Assigned task:
Return the records exactly, from the first line through the "width 0.05 eV |" line.

Given data:
== Segment start ==

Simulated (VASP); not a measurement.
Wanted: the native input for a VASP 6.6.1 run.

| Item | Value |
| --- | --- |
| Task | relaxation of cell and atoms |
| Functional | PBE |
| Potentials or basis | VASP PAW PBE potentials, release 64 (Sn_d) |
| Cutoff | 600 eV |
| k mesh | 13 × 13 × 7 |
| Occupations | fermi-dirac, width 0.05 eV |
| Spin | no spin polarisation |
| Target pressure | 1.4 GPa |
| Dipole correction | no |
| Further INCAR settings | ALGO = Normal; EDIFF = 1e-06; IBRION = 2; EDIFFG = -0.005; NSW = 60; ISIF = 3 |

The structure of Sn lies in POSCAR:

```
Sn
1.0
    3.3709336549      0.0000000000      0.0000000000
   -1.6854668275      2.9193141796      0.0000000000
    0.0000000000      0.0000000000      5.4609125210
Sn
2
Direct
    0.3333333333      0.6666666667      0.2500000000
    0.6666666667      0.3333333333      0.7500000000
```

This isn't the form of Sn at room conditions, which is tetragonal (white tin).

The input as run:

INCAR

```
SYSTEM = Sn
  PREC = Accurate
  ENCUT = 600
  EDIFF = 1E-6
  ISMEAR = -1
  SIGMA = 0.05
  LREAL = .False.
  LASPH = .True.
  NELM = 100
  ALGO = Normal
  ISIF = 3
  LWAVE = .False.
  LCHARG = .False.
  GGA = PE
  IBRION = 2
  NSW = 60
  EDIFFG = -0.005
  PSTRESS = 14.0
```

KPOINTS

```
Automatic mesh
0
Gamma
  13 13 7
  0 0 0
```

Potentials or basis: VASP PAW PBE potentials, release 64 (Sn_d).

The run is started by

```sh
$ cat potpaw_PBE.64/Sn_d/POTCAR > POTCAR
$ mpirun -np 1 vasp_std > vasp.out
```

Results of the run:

== Segment end ==

Answer area:
Simulated (VASP); not a measurement.
Wanted: the native input for a VASP 6.6.1 run.

| Item | Value |
| --- | --- |
| Task | relaxation of cell and atoms |
| Functional | PBE |
| Potentials or basis | VASP PAW PBE potentials, release 64 (Sn_d) |
| Cutoff | 600 eV |
| k mesh | 13 × 13 × 7 |
| Occupations | fermi-dirac, width 0.05 eV |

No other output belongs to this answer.